>>>

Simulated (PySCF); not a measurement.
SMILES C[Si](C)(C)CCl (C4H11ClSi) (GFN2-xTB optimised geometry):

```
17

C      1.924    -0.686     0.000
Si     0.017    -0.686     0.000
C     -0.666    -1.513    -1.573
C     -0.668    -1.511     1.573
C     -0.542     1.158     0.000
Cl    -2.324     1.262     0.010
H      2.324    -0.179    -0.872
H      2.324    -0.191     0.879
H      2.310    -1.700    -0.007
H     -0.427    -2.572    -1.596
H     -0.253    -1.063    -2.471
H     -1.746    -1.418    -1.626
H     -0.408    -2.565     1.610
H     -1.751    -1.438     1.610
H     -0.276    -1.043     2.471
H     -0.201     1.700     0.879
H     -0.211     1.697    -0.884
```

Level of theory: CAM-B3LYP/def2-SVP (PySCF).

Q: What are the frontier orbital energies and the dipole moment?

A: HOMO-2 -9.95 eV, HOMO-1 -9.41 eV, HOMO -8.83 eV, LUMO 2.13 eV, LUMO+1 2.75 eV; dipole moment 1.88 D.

<<<

EXERCISE:
Write the data from above out again, exactly.

ANSWER SPACE:
Simulated (PySCF); not a measurement.
SMILES C[Si](C)(C)CCl (C4H11ClSi) (GFN2-xTB optimised geometry):

```
17

C      1.924    -0.686     0.000
Si     0.017    -0.686     0.000
C     -0.666    -1.513    -1.573
C     -0.668    -1.511     1.573
C     -0.542     1.158     0.000
Cl    -2.324     1.262     0.010
H      2.324    -0.179    -0.872
H      2.324    -0.191     0.879
H      2.310    -1.700    -0.007
H     -0.427    -2.572    -1.596
H     -0.253    -1.063    -2.471
H     -1.746    -1.418    -1.626
H     -0.408    -2.565     1.610
H     -1.751    -1.438     1.610
H     -0.276    -1.043     2.471
H     -0.201     1.700     0.879
H     -0.211     1.697    -0.884
```

Level of theory: CAM-B3LYP/def2-SVP (PySCF).

Q: What are the frontier orbital energies and the dipole moment?

A: HOMO-2 -9.95 eV, HOMO-1 -9.41 eV, HOMO -8.83 eV, LUMO 2.13 eV, LUMO+1 2.75 eV; dipole moment 1.88 D.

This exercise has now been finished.